◆ ASSIGNMENT:
Exact duplicates of all entries are needed.

────────────────────────────────────────
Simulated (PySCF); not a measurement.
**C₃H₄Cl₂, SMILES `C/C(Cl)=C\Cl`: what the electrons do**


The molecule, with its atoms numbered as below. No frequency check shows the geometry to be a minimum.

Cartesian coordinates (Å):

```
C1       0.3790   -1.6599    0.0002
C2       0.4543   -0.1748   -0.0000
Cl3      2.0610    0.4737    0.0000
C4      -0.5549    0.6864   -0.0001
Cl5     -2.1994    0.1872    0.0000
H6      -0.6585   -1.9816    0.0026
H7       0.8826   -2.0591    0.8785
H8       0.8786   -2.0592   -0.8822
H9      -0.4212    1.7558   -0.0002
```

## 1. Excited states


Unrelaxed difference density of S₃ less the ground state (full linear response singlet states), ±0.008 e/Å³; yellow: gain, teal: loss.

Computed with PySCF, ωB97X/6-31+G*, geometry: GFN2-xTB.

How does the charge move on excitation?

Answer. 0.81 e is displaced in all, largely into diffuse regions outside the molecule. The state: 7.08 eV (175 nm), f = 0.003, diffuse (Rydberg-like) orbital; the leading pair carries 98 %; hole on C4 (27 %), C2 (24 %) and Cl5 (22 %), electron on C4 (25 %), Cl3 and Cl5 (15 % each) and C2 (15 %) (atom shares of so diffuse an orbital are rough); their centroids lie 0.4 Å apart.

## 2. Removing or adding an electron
────────────────────────────────────────

◆ RESULT:
Simulated (PySCF); not a measurement.
**C₃H₄Cl₂, SMILES `C/C(Cl)=C\Cl`: what the electrons do**


The molecule, with its atoms numbered as below. No frequency check shows the geometry to be a minimum.

Cartesian coordinates (Å):

```
C1       0.3790   -1.6599    0.0002
C2       0.4543   -0.1748   -0.0000
Cl3      2.0610    0.4737    0.0000
C4      -0.5549    0.6864   -0.0001
Cl5     -2.1994    0.1872    0.0000
H6      -0.6585   -1.9816    0.0026
H7       0.8826   -2.0591    0.8785
H8       0.8786   -2.0592   -0.8822
H9      -0.4212    1.7558   -0.0002
```

## 1. Excited states


Unrelaxed difference density of S₃ less the ground state (full linear response singlet states), ±0.008 e/Å³; yellow: gain, teal: loss.

Computed with PySCF, ωB97X/6-31+G*, geometry: GFN2-xTB.

How does the charge move on excitation?

Answer. 0.81 e is displaced in all, largely into diffuse regions outside the molecule. The state: 7.08 eV (175 nm), f = 0.003, diffuse (Rydberg-like) orbital; the leading pair carries 98 %; hole on C4 (27 %), C2 (24 %) and Cl5 (22 %), electron on C4 (25 %), Cl3 and Cl5 (15 % each) and C2 (15 %) (atom shares of so diffuse an orbital are rough); their centroids lie 0.4 Å apart.

## 2. Removing or adding an electron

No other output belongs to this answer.